* _Action item_
What is expected is a word-for-word copy of all the entries.

___ Record excerpts
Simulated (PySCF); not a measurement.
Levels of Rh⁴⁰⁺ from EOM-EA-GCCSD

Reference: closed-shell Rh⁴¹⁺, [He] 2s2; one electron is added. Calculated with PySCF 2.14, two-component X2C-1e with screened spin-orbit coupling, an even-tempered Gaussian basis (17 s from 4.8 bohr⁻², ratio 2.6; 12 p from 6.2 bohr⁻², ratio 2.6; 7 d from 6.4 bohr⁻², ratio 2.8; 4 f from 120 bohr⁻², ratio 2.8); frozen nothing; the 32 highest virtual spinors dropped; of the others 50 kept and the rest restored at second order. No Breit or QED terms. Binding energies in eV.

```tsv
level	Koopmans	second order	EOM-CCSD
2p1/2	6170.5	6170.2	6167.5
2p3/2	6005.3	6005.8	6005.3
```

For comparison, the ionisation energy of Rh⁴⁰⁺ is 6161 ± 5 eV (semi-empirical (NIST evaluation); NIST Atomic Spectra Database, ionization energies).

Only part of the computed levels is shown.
______

* _Reply_
Simulated (PySCF); not a measurement.
Levels of Rh⁴⁰⁺ from EOM-EA-GCCSD

Reference: closed-shell Rh⁴¹⁺, [He] 2s2; one electron is added. Calculated with PySCF 2.14, two-component X2C-1e with screened spin-orbit coupling, an even-tempered Gaussian basis (17 s from 4.8 bohr⁻², ratio 2.6; 12 p from 6.2 bohr⁻², ratio 2.6; 7 d from 6.4 bohr⁻², ratio 2.8; 4 f from 120 bohr⁻², ratio 2.8); frozen nothing; the 32 highest virtual spinors dropped; of the others 50 kept and the rest restored at second order. No Breit or QED terms. Binding energies in eV.

```tsv
level	Koopmans	second order	EOM-CCSD
2p1/2	6170.5	6170.2	6167.5
2p3/2	6005.3	6005.8	6005.3
```

For comparison, the ionisation energy of Rh⁴⁰⁺ is 6161 ± 5 eV (semi-empirical (NIST evaluation); NIST Atomic Spectra Database, ionization energies).

Only part of the computed levels is shown.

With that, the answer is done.